**REQUIRED ACTION**
Starting with the line that contains "Te(iPr)(OSiH3), SMILES [Te](C(C)C)O[SiH3]" and stopping after the line that contains "Map of the electrostatic", return each line below exactly as written, with no others.

**THE DATA**
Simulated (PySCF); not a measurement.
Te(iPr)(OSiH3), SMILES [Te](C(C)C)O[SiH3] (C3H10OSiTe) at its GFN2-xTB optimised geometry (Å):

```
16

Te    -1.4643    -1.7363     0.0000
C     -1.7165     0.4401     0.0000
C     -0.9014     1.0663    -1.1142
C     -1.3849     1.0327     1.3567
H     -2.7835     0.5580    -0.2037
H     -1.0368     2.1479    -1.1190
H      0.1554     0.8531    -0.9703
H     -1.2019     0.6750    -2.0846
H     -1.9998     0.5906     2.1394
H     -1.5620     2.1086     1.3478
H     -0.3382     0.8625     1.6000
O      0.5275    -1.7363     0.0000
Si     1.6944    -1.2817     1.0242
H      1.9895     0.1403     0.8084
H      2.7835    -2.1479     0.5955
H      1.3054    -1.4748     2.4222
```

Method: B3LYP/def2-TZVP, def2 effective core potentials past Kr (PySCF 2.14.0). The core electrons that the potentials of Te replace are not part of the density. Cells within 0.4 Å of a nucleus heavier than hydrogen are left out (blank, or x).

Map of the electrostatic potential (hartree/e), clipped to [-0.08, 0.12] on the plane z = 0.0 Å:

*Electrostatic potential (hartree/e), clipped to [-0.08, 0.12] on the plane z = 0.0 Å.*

**YOUR RESPONSE**
Te(iPr)(OSiH3), SMILES [Te](C(C)C)O[SiH3] (C3H10OSiTe) at its GFN2-xTB optimised geometry (Å):

```
16

Te    -1.4643    -1.7363     0.0000
C     -1.7165     0.4401     0.0000
C     -0.9014     1.0663    -1.1142
C     -1.3849     1.0327     1.3567
H     -2.7835     0.5580    -0.2037
H     -1.0368     2.1479    -1.1190
H      0.1554     0.8531    -0.9703
H     -1.2019     0.6750    -2.0846
H     -1.9998     0.5906     2.1394
H     -1.5620     2.1086     1.3478
H     -0.3382     0.8625     1.6000
O      0.5275    -1.7363     0.0000
Si     1.6944    -1.2817     1.0242
H      1.9895     0.1403     0.8084
H      2.7835    -2.1479     0.5955
H      1.3054    -1.4748     2.4222
```

Method: B3LYP/def2-TZVP, def2 effective core potentials past Kr (PySCF 2.14.0). The core electrons that the potentials of Te replace are not part of the density. Cells within 0.4 Å of a nucleus heavier than hydrogen are left out (blank, or x).

Map of the electrostatic potential (hartree/e), clipped to [-0.08, 0.12] on the plane z = 0.0 Å:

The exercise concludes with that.